- _Work item_: Write each line again exactly as it is, from the opening line of the records below through the one containing "Model: multi-fluid Helmholtz-energy", and add nothing.

- _Data_:
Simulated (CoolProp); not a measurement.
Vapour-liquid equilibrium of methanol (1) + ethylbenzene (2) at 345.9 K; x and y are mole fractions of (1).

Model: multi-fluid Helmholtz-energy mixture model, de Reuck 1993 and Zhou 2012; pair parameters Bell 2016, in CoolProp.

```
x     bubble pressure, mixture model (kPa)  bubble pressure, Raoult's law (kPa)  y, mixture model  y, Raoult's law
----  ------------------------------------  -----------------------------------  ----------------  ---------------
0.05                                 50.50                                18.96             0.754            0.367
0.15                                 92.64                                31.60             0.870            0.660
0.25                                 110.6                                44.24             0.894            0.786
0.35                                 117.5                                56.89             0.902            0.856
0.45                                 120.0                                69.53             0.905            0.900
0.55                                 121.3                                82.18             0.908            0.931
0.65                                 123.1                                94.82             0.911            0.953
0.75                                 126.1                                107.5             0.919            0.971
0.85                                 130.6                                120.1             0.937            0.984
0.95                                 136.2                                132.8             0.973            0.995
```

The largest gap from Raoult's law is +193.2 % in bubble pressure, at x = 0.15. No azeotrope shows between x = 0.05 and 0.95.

- _Response area_:
Simulated (CoolProp); not a measurement.
Vapour-liquid equilibrium of methanol (1) + ethylbenzene (2) at 345.9 K; x and y are mole fractions of (1).

Model: multi-fluid Helmholtz-energy mixture model, de Reuck 1993 and Zhou 2012; pair parameters Bell 2016, in CoolProp.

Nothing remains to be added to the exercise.